Work instruction:
Some entries follow. Reproduce exactly the lines starting at the one with "## K: single point with PBE+D3(BJ)" and stopping after the one with "Levels at points".

Source data:

——

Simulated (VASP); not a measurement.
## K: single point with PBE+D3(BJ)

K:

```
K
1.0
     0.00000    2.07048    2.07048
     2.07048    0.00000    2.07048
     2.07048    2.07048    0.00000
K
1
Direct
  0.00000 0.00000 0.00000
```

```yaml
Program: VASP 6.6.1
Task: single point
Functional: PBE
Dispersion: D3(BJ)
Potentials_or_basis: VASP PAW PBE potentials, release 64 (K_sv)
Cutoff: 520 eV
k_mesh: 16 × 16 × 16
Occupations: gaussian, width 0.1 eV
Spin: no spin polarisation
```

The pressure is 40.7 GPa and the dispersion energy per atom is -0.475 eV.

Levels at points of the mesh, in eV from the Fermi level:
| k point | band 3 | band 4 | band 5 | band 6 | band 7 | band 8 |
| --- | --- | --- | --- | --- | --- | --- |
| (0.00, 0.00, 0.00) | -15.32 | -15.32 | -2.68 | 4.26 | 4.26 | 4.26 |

——

Response:
## K: single point with PBE+D3(BJ)

K:

```
K
1.0
     0.00000    2.07048    2.07048
     2.07048    0.00000    2.07048
     2.07048    2.07048    0.00000
K
1
Direct
  0.00000 0.00000 0.00000
```

```yaml
Program: VASP 6.6.1
Task: single point
Functional: PBE
Dispersion: D3(BJ)
Potentials_or_basis: VASP PAW PBE potentials, release 64 (K_sv)
Cutoff: 520 eV
k_mesh: 16 × 16 × 16
Occupations: gaussian, width 0.1 eV
Spin: no spin polarisation
```

The pressure is 40.7 GPa and the dispersion energy per atom is -0.475 eV.

Levels at points of the mesh, in eV from the Fermi level:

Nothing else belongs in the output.